------------------------

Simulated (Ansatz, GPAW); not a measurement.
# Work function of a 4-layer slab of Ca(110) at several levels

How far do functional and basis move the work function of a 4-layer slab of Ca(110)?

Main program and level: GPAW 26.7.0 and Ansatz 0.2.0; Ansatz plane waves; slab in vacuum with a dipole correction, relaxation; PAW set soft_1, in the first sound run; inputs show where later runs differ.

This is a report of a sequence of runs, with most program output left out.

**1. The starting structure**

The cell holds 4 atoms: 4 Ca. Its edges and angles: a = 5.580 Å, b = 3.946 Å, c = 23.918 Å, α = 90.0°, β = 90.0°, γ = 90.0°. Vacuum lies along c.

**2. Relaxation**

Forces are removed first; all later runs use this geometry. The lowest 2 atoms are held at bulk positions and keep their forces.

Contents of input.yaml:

------------------------

| BRIEF |
Could you retype exactly the lines above, starting at the line that contains "The starting structure**" and ending at the line that contains "Forces are removed", and nothing more?

| ANSWER SECTION |
**1. The starting structure**

The cell holds 4 atoms: 4 Ca. Its edges and angles: a = 5.580 Å, b = 3.946 Å, c = 23.918 Å, α = 90.0°, β = 90.0°, γ = 90.0°. Vacuum lies along c.

**2. Relaxation**

Forces are removed first; all later runs use this geometry. The lowest 2 atoms are held at bulk positions and keep their forces.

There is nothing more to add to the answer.